[EXERCISE]
From the first line of the material through the line containing "Bonds between heavy", restate everything word for word and nothing more.

++++ MATERIAL SHOWN

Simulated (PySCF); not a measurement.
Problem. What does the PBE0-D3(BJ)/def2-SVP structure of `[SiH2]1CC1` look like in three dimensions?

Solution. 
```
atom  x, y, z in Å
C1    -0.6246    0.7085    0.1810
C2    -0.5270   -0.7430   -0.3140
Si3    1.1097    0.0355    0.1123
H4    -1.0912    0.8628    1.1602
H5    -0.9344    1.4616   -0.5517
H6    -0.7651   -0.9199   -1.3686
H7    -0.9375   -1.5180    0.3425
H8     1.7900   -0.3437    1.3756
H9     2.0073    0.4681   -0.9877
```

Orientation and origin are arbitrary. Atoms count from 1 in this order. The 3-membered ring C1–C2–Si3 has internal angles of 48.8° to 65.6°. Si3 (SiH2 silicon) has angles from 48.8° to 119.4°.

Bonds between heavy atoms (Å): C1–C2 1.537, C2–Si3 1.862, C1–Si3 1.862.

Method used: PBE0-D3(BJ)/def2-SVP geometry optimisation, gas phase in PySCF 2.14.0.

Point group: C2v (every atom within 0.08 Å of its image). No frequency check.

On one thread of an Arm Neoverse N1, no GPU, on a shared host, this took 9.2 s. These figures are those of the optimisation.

++++++++

[TASK SOLUTION]
Simulated (PySCF); not a measurement.
Problem. What does the PBE0-D3(BJ)/def2-SVP structure of `[SiH2]1CC1` look like in three dimensions?

Solution. 
```
atom  x, y, z in Å
C1    -0.6246    0.7085    0.1810
C2    -0.5270   -0.7430   -0.3140
Si3    1.1097    0.0355    0.1123
H4    -1.0912    0.8628    1.1602
H5    -0.9344    1.4616   -0.5517
H6    -0.7651   -0.9199   -1.3686
H7    -0.9375   -1.5180    0.3425
H8     1.7900   -0.3437    1.3756
H9     2.0073    0.4681   -0.9877
```

Orientation and origin are arbitrary. Atoms count from 1 in this order. The 3-membered ring C1–C2–Si3 has internal angles of 48.8° to 65.6°. Si3 (SiH2 silicon) has angles from 48.8° to 119.4°.

Bonds between heavy atoms (Å): C1–C2 1.537, C2–Si3 1.862, C1–Si3 1.862.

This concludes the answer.